—————
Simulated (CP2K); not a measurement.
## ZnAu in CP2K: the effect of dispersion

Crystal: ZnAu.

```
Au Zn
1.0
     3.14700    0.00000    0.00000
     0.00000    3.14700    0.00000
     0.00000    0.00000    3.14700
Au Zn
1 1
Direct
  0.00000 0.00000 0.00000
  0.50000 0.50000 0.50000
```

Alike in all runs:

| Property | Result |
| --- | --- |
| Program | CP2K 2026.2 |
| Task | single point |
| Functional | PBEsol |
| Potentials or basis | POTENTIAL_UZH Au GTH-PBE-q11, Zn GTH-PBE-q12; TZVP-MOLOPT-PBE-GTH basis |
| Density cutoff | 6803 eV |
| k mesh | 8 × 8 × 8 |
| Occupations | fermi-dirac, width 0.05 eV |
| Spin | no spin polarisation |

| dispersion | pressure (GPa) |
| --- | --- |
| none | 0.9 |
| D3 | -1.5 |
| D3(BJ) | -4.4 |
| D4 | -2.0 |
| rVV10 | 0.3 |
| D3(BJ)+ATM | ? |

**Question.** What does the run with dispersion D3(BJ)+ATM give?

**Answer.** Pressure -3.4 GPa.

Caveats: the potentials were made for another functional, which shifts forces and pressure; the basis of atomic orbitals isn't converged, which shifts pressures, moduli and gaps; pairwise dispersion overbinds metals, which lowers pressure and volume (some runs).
—————

= ASSIGNED TASK =
The answer should be an exact copy of the lines from the first line of the data through the line with "Alike in all" and should contain nothing else.

= PROBLEM SOLUTION =
Simulated (CP2K); not a measurement.
## ZnAu in CP2K: the effect of dispersion

Crystal: ZnAu.

```
Au Zn
1.0
     3.14700    0.00000    0.00000
     0.00000    3.14700    0.00000
     0.00000    0.00000    3.14700
Au Zn
1 1
Direct
  0.00000 0.00000 0.00000
  0.50000 0.50000 0.50000
```

Alike in all runs:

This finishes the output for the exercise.